■ **Information provided**:
· · · · · · ·

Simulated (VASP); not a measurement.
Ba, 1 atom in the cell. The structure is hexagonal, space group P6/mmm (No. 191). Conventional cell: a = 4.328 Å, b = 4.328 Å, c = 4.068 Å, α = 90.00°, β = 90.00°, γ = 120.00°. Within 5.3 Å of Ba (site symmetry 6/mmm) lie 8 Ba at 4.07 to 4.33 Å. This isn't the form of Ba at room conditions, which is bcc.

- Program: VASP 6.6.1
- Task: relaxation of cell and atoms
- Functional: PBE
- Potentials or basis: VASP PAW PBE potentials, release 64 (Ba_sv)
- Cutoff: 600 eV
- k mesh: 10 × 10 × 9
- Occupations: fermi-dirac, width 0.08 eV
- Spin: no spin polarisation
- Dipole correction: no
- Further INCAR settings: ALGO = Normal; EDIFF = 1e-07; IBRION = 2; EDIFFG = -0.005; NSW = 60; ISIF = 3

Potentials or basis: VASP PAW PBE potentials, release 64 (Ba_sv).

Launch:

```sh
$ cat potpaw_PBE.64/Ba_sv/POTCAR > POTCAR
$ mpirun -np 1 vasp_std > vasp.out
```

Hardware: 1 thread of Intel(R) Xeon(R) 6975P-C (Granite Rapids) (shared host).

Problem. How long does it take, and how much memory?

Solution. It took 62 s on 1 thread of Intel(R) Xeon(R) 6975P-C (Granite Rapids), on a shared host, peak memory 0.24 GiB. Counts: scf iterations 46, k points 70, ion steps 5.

· · · · · · ·

■ **Assigned task**: Only the lines from the beginning of the entries through the line bearing "- Functional: PBE" should be returned, each exactly as written.

■ **Your response**:
Simulated (VASP); not a measurement.
Ba, 1 atom in the cell. The structure is hexagonal, space group P6/mmm (No. 191). Conventional cell: a = 4.328 Å, b = 4.328 Å, c = 4.068 Å, α = 90.00°, β = 90.00°, γ = 120.00°. Within 5.3 Å of Ba (site symmetry 6/mmm) lie 8 Ba at 4.07 to 4.33 Å. This isn't the form of Ba at room conditions, which is bcc.

- Program: VASP 6.6.1
- Task: relaxation of cell and atoms
- Functional: PBE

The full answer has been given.